*Required action*. Retype the data in its entirety, with no word changed.

*Dataset entries*.
== Segment start ==

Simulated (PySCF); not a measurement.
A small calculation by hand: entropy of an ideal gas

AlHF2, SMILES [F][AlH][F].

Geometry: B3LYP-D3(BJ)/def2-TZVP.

== Segment end ==

*Answer area*.
Simulated (PySCF); not a measurement.
A small calculation by hand: entropy of an ideal gas

AlHF2, SMILES [F][AlH][F].

Geometry: B3LYP-D3(BJ)/def2-TZVP.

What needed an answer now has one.